RECORD EXCERPTS -
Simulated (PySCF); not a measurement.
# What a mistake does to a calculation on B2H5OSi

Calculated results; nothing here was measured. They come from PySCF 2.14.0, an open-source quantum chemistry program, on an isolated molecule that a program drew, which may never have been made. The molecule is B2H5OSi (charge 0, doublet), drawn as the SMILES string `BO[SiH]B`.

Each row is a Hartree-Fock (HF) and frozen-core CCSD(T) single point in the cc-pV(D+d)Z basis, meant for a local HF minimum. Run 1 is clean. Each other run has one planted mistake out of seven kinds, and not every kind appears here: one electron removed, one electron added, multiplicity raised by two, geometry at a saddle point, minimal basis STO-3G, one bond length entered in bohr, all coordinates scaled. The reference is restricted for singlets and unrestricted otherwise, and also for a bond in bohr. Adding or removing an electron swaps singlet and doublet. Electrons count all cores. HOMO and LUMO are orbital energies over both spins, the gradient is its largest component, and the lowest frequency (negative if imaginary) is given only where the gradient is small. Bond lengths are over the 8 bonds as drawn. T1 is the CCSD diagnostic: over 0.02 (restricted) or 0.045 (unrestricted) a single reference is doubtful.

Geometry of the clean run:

ASSIGNED TASK - All of the data above should be transcribed exactly.

TASK SOLUTION -
Simulated (PySCF); not a measurement.
# What a mistake does to a calculation on B2H5OSi

Calculated results; nothing here was measured. They come from PySCF 2.14.0, an open-source quantum chemistry program, on an isolated molecule that a program drew, which may never have been made. The molecule is B2H5OSi (charge 0, doublet), drawn as the SMILES string `BO[SiH]B`.

Each row is a Hartree-Fock (HF) and frozen-core CCSD(T) single point in the cc-pV(D+d)Z basis, meant for a local HF minimum. Run 1 is clean. Each other run has one planted mistake out of seven kinds, and not every kind appears here: one electron removed, one electron added, multiplicity raised by two, geometry at a saddle point, minimal basis STO-3G, one bond length entered in bohr, all coordinates scaled. The reference is restricted for singlets and unrestricted otherwise, and also for a bond in bohr. Adding or removing an electron swaps singlet and doublet. Electrons count all cores. HOMO and LUMO are orbital energies over both spins, the gradient is its largest component, and the lowest frequency (negative if imaginary) is given only where the gradient is small. Bond lengths are over the 8 bonds as drawn. T1 is the CCSD diagnostic: over 0.02 (restricted) or 0.045 (unrestricted) a single reference is doubtful.

Geometry of the clean run:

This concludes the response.